----------------------------------------
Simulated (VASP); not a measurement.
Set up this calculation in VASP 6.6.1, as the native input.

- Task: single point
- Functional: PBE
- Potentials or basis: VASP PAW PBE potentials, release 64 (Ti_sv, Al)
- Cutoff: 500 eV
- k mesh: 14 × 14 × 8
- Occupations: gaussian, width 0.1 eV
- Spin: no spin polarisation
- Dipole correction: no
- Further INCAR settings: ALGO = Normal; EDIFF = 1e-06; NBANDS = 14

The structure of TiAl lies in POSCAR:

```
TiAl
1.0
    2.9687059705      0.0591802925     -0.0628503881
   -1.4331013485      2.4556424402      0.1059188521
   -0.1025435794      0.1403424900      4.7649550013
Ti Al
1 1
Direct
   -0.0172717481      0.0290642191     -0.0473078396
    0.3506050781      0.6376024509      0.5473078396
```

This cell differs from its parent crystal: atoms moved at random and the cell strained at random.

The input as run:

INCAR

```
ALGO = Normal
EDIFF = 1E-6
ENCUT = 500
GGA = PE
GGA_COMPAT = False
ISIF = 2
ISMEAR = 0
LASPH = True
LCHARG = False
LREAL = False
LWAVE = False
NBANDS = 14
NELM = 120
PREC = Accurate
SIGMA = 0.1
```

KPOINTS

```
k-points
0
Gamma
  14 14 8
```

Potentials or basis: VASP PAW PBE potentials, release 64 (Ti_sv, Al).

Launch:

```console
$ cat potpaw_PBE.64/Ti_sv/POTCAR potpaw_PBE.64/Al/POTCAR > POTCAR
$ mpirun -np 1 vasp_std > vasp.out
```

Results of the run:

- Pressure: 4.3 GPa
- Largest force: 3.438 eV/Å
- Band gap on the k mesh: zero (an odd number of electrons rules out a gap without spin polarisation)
----------------------------------------

All that is wanted is the run of lines from the start of the data through the line containing "- Largest force: 3.438 eV/Å", copied word for word.

Simulated (VASP); not a measurement.
Set up this calculation in VASP 6.6.1, as the native input.

- Task: single point
- Functional: PBE
- Potentials or basis: VASP PAW PBE potentials, release 64 (Ti_sv, Al)
- Cutoff: 500 eV
- k mesh: 14 × 14 × 8
- Occupations: gaussian, width 0.1 eV
- Spin: no spin polarisation
- Dipole correction: no
- Further INCAR settings: ALGO = Normal; EDIFF = 1e-06; NBANDS = 14

The structure of TiAl lies in POSCAR:

```
TiAl
1.0
    2.9687059705      0.0591802925     -0.0628503881
   -1.4331013485      2.4556424402      0.1059188521
   -0.1025435794      0.1403424900      4.7649550013
Ti Al
1 1
Direct
   -0.0172717481      0.0290642191     -0.0473078396
    0.3506050781      0.6376024509      0.5473078396
```

This cell differs from its parent crystal: atoms moved at random and the cell strained at random.

The input as run:

INCAR

```
ALGO = Normal
EDIFF = 1E-6
ENCUT = 500
GGA = PE
GGA_COMPAT = False
ISIF = 2
ISMEAR = 0
LASPH = True
LCHARG = False
LREAL = False
LWAVE = False
NBANDS = 14
NELM = 120
PREC = Accurate
SIGMA = 0.1
```

KPOINTS

```
k-points
0
Gamma
  14 14 8
```

Potentials or basis: VASP PAW PBE potentials, release 64 (Ti_sv, Al).

Launch:

```console
$ cat potpaw_PBE.64/Ti_sv/POTCAR potpaw_PBE.64/Al/POTCAR > POTCAR
$ mpirun -np 1 vasp_std > vasp.out
```

Results of the run:

- Pressure: 4.3 GPa
- Largest force: 3.438 eV/Å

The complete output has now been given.